* [Available data]
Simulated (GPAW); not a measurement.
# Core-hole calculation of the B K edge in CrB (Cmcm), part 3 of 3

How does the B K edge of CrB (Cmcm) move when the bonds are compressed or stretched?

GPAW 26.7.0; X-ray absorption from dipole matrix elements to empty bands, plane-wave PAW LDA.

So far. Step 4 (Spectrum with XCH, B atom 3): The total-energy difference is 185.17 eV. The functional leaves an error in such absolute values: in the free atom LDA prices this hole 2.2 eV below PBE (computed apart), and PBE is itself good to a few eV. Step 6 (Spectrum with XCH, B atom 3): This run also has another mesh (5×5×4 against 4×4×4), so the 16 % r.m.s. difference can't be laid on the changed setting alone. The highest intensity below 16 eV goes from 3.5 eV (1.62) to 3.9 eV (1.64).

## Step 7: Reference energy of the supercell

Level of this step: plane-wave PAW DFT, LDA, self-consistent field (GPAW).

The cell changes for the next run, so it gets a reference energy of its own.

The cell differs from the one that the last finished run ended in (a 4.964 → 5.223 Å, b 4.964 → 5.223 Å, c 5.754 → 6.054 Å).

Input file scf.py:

* [Task item]
Output exactly the lines of the records from the first through the one bearing "GPAW 26.7.0; X-ray", both ends included.

* [Worked solution]
Simulated (GPAW); not a measurement.
# Core-hole calculation of the B K edge in CrB (Cmcm), part 3 of 3

How does the B K edge of CrB (Cmcm) move when the bonds are compressed or stretched?

GPAW 26.7.0; X-ray absorption from dipole matrix elements to empty bands, plane-wave PAW LDA.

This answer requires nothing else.